# [DATA SECTION]
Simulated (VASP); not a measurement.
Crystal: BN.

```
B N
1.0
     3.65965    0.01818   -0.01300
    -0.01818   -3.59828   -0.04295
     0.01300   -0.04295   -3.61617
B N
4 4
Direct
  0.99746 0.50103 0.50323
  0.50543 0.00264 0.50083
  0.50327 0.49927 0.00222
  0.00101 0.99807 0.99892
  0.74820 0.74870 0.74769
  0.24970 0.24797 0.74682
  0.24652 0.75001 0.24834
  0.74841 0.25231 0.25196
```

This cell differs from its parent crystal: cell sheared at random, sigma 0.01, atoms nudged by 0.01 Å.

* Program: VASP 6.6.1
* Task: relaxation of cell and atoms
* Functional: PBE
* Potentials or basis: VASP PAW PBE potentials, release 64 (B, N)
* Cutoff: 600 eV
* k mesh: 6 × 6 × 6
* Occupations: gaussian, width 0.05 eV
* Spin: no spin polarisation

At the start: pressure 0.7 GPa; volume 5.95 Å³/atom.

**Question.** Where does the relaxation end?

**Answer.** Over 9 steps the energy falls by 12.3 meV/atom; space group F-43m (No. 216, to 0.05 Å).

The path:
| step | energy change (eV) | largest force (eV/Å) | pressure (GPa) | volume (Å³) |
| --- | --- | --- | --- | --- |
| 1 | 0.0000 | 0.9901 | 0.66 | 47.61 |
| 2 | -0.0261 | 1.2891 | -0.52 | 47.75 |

# [REQUIREMENT]
Repeat all the entries above without altering anything.

# [TASK SOLUTION]
Simulated (VASP); not a measurement.
Crystal: BN.

```
B N
1.0
     3.65965    0.01818   -0.01300
    -0.01818   -3.59828   -0.04295
     0.01300   -0.04295   -3.61617
B N
4 4
Direct
  0.99746 0.50103 0.50323
  0.50543 0.00264 0.50083
  0.50327 0.49927 0.00222
  0.00101 0.99807 0.99892
  0.74820 0.74870 0.74769
  0.24970 0.24797 0.74682
  0.24652 0.75001 0.24834
  0.74841 0.25231 0.25196
```

This cell differs from its parent crystal: cell sheared at random, sigma 0.01, atoms nudged by 0.01 Å.

* Program: VASP 6.6.1
* Task: relaxation of cell and atoms
* Functional: PBE
* Potentials or basis: VASP PAW PBE potentials, release 64 (B, N)
* Cutoff: 600 eV
* k mesh: 6 × 6 × 6
* Occupations: gaussian, width 0.05 eV
* Spin: no spin polarisation

At the start: pressure 0.7 GPa; volume 5.95 Å³/atom.

**Question.** Where does the relaxation end?

**Answer.** Over 9 steps the energy falls by 12.3 meV/atom; space group F-43m (No. 216, to 0.05 Å).

The path:
| step | energy change (eV) | largest force (eV/Å) | pressure (GPa) | volume (Å³) |
| --- | --- | --- | --- | --- |
| 1 | 0.0000 | 0.9901 | 0.66 | 47.61 |
| 2 | -0.0261 | 1.2891 | -0.52 | 47.75 |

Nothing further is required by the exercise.